▶ **ACTIVITY**
Output an exact reproduction of the data.

:::
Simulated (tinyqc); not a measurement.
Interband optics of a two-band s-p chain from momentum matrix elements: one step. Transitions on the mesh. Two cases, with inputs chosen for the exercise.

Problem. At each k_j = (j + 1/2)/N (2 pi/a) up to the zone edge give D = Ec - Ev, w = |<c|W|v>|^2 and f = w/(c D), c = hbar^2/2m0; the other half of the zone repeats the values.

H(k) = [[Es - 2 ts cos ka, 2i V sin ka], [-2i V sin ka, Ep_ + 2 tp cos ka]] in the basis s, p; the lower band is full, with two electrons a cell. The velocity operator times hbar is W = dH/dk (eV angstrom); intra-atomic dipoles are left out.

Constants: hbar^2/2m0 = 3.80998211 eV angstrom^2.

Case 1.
:::

▶ **EXPECTED ANSWER**
Simulated (tinyqc); not a measurement.
Interband optics of a two-band s-p chain from momentum matrix elements: one step. Transitions on the mesh. Two cases, with inputs chosen for the exercise.

Problem. At each k_j = (j + 1/2)/N (2 pi/a) up to the zone edge give D = Ec - Ev, w = |<c|W|v>|^2 and f = w/(c D), c = hbar^2/2m0; the other half of the zone repeats the values.

H(k) = [[Es - 2 ts cos ka, 2i V sin ka], [-2i V sin ka, Ep_ + 2 tp cos ka]] in the basis s, p; the lower band is full, with two electrons a cell. The velocity operator times hbar is W = dH/dk (eV angstrom); intra-atomic dipoles are left out.

Constants: hbar^2/2m0 = 3.80998211 eV angstrom^2.

Case 1.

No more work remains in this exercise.